— Work request —
Every line below between the line holding "All numbers are" and the line holding "### 1 The cell of the first run", inclusive, should be repeated exactly, and all other lines omitted.

[Start of section]

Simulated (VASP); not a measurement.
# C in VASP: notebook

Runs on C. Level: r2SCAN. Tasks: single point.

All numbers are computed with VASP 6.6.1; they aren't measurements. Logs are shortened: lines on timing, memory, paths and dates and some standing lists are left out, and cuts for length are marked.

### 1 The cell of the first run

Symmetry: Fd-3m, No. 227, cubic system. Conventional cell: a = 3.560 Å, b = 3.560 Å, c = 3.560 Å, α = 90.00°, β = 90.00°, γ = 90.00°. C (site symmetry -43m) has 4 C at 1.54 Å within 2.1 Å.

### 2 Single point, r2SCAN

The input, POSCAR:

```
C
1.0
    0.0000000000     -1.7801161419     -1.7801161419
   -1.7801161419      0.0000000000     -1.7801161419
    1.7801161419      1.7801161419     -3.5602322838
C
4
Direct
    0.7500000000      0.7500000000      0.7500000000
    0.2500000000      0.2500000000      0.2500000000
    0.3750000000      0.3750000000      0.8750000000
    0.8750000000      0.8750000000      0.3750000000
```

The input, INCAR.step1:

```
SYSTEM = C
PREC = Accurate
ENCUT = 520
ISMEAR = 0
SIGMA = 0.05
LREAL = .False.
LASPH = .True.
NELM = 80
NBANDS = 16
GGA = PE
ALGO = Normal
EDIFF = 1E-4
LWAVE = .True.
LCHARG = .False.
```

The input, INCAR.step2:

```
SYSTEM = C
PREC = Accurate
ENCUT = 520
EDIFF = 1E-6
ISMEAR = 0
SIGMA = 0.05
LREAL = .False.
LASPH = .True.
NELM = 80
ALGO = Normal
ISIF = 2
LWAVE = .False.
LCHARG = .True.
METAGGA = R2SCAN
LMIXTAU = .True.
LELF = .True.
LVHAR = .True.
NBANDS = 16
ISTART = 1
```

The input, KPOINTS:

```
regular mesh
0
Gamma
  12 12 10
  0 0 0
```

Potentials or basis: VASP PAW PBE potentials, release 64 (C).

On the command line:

[End of section]

— Task answer —
All numbers are computed with VASP 6.6.1; they aren't measurements. Logs are shortened: lines on timing, memory, paths and dates and some standing lists are left out, and cuts for length are marked.

### 1 The cell of the first run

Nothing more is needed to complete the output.